_Work order_
Repeat the material exactly, every line of it.

_Study material_
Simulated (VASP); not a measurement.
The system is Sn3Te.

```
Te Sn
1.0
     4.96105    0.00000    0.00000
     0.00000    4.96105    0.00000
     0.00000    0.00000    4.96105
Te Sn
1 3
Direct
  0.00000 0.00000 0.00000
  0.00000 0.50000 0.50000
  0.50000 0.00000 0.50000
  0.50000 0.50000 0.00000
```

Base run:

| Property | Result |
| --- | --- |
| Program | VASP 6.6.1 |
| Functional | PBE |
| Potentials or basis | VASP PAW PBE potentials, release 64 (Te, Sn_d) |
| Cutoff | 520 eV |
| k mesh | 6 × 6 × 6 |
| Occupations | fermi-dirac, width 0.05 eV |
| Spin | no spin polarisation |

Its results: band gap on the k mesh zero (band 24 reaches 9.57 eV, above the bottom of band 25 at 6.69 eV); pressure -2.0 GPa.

_Response box_
Simulated (VASP); not a measurement.
The system is Sn3Te.

```
Te Sn
1.0
     4.96105    0.00000    0.00000
     0.00000    4.96105    0.00000
     0.00000    0.00000    4.96105
Te Sn
1 3
Direct
  0.00000 0.00000 0.00000
  0.00000 0.50000 0.50000
  0.50000 0.00000 0.50000
  0.50000 0.50000 0.00000
```

Base run:

| Property | Result |
| --- | --- |
| Program | VASP 6.6.1 |
| Functional | PBE |
| Potentials or basis | VASP PAW PBE potentials, release 64 (Te, Sn_d) |
| Cutoff | 520 eV |
| k mesh | 6 × 6 × 6 |
| Occupations | fermi-dirac, width 0.05 eV |
| Spin | no spin polarisation |

Its results: band gap on the k mesh zero (band 24 reaches 9.57 eV, above the bottom of band 25 at 6.69 eV); pressure -2.0 GPa.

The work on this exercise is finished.